**** Entries supplied ****
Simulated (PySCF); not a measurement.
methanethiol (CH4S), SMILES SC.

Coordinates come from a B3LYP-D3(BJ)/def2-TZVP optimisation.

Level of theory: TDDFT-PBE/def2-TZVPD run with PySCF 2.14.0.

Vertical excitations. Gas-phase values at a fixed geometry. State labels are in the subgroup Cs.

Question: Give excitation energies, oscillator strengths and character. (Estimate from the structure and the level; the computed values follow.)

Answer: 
****

Exercise
Output only an exact transcription of the lines above from the one with "Vertical excitations. Gas-phase" up to and including the one with "Question: Give excitation".

Worked solution
Vertical excitations. Gas-phase values at a fixed geometry. State labels are in the subgroup Cs.

Question: Give excitation energies, oscillator strengths and character. (Estimate from the structure and the level; the computed values follow.)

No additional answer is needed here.